Content starts

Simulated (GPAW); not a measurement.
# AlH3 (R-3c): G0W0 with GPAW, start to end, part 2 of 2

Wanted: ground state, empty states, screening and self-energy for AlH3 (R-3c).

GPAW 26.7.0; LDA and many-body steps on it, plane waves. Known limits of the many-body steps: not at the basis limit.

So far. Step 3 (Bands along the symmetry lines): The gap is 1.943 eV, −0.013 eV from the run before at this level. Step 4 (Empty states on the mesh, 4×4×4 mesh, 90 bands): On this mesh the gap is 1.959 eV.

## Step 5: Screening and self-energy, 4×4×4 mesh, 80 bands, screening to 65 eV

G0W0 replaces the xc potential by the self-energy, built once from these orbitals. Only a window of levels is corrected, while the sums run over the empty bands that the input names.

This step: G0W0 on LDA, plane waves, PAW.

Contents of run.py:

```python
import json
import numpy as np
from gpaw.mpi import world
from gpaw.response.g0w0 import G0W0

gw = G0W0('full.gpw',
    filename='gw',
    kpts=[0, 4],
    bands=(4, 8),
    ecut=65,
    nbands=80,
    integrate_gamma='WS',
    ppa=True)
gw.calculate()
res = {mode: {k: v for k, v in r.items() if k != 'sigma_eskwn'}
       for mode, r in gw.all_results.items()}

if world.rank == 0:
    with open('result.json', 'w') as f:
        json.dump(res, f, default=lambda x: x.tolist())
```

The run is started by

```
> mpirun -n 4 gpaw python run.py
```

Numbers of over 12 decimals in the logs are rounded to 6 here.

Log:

Content ends

Assigned task: The whole listing above, line by line, is to be retyped exactly.

Written solution:
Simulated (GPAW); not a measurement.
# AlH3 (R-3c): G0W0 with GPAW, start to end, part 2 of 2

Wanted: ground state, empty states, screening and self-energy for AlH3 (R-3c).

GPAW 26.7.0; LDA and many-body steps on it, plane waves. Known limits of the many-body steps: not at the basis limit.

So far. Step 3 (Bands along the symmetry lines): The gap is 1.943 eV, −0.013 eV from the run before at this level. Step 4 (Empty states on the mesh, 4×4×4 mesh, 90 bands): On this mesh the gap is 1.959 eV.

## Step 5: Screening and self-energy, 4×4×4 mesh, 80 bands, screening to 65 eV

G0W0 replaces the xc potential by the self-energy, built once from these orbitals. Only a window of levels is corrected, while the sums run over the empty bands that the input names.

This step: G0W0 on LDA, plane waves, PAW.

Contents of run.py:

```python
import json
import numpy as np
from gpaw.mpi import world
from gpaw.response.g0w0 import G0W0

gw = G0W0('full.gpw',
    filename='gw',
    kpts=[0, 4],
    bands=(4, 8),
    ecut=65,
    nbands=80,
    integrate_gamma='WS',
    ppa=True)
gw.calculate()
res = {mode: {k: v for k, v in r.items() if k != 'sigma_eskwn'}
       for mode, r in gw.all_results.items()}

if world.rank == 0:
    with open('result.json', 'w') as f:
        json.dump(res, f, default=lambda x: x.tolist())
```

The run is started by

```
> mpirun -n 4 gpaw python run.py
```

Numbers of over 12 decimals in the logs are rounded to 6 here.

Log:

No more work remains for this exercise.